-------------------------

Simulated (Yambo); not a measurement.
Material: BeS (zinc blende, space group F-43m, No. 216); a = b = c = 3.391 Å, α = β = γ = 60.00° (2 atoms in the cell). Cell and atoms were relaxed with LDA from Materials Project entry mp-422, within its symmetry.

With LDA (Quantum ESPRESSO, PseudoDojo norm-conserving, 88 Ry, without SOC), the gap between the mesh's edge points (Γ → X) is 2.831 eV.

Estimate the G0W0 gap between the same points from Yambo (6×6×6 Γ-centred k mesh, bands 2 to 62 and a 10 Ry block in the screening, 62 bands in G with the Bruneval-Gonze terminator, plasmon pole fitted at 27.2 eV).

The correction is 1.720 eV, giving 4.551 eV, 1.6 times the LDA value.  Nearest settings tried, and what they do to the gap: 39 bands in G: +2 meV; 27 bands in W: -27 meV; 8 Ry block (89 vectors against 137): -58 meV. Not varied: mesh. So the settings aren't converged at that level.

-------------------------

Starting from the first line of the records above, retype each line exactly up to and including the one that contains "Estimate the G0W0", and nothing more.

Simulated (Yambo); not a measurement.
Material: BeS (zinc blende, space group F-43m, No. 216); a = b = c = 3.391 Å, α = β = γ = 60.00° (2 atoms in the cell). Cell and atoms were relaxed with LDA from Materials Project entry mp-422, within its symmetry.

With LDA (Quantum ESPRESSO, PseudoDojo norm-conserving, 88 Ry, without SOC), the gap between the mesh's edge points (Γ → X) is 2.831 eV.

Estimate the G0W0 gap between the same points from Yambo (6×6×6 Γ-centred k mesh, bands 2 to 62 and a 10 Ry block in the screening, 62 bands in G with the Bruneval-Gonze terminator, plasmon pole fitted at 27.2 eV).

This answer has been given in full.